▶ _Exercise_:
Word for word, repeat all of the entries.

▶ _Record set_:
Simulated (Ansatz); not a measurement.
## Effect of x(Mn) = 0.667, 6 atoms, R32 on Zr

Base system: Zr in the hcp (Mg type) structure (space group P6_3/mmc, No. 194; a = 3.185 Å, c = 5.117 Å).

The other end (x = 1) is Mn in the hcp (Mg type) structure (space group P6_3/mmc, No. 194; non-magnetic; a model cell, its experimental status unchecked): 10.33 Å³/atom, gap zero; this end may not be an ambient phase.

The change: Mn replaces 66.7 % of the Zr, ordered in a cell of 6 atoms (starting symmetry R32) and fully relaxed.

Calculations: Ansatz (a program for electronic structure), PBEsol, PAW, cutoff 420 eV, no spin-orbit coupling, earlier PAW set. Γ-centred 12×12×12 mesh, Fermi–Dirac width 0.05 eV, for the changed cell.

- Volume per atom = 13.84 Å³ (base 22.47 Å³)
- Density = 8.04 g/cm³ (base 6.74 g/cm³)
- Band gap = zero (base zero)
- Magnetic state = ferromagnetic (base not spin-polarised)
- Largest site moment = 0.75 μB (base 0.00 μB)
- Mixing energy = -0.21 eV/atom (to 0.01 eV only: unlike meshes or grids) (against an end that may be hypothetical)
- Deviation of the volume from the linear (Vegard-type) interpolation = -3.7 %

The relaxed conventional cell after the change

▶ _Task response_:
Simulated (Ansatz); not a measurement.
## Effect of x(Mn) = 0.667, 6 atoms, R32 on Zr

Base system: Zr in the hcp (Mg type) structure (space group P6_3/mmc, No. 194; a = 3.185 Å, c = 5.117 Å).

The other end (x = 1) is Mn in the hcp (Mg type) structure (space group P6_3/mmc, No. 194; non-magnetic; a model cell, its experimental status unchecked): 10.33 Å³/atom, gap zero; this end may not be an ambient phase.

The change: Mn replaces 66.7 % of the Zr, ordered in a cell of 6 atoms (starting symmetry R32) and fully relaxed.

Calculations: Ansatz (a program for electronic structure), PBEsol, PAW, cutoff 420 eV, no spin-orbit coupling, earlier PAW set. Γ-centred 12×12×12 mesh, Fermi–Dirac width 0.05 eV, for the changed cell.

- Volume per atom = 13.84 Å³ (base 22.47 Å³)
- Density = 8.04 g/cm³ (base 6.74 g/cm³)
- Band gap = zero (base zero)
- Magnetic state = ferromagnetic (base not spin-polarised)
- Largest site moment = 0.75 μB (base 0.00 μB)
- Mixing energy = -0.21 eV/atom (to 0.01 eV only: unlike meshes or grids) (against an end that may be hypothetical)
- Deviation of the volume from the linear (Vegard-type) interpolation = -3.7 %

The relaxed conventional cell after the change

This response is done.